- [Assigned task]
Produce the records below again, word for word, but stop after the line that contains "correction | no |".

━━━ Data under study ━━━

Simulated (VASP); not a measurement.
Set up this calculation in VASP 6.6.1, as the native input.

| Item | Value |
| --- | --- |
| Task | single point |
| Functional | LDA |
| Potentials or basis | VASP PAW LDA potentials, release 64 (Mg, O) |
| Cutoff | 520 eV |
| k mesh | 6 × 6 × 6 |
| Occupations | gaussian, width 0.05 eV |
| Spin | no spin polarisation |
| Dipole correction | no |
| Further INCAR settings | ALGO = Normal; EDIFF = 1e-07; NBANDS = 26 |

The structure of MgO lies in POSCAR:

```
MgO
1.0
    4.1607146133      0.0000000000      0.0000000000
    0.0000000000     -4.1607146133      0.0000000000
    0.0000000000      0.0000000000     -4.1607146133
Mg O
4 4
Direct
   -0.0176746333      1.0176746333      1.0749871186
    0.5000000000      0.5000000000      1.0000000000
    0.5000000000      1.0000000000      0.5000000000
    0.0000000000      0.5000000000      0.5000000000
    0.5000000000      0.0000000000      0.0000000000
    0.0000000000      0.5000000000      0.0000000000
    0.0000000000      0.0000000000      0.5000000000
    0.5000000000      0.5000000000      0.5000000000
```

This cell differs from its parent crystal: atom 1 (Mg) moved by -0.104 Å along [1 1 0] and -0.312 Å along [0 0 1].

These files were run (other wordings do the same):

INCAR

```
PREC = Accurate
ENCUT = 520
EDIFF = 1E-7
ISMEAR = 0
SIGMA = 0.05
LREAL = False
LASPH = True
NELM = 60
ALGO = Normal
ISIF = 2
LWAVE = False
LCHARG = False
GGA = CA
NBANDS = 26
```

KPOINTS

━━━

- [Exercise response]
Simulated (VASP); not a measurement.
Set up this calculation in VASP 6.6.1, as the native input.

| Item | Value |
| --- | --- |
| Task | single point |
| Functional | LDA |
| Potentials or basis | VASP PAW LDA potentials, release 64 (Mg, O) |
| Cutoff | 520 eV |
| k mesh | 6 × 6 × 6 |
| Occupations | gaussian, width 0.05 eV |
| Spin | no spin polarisation |
| Dipole correction | no |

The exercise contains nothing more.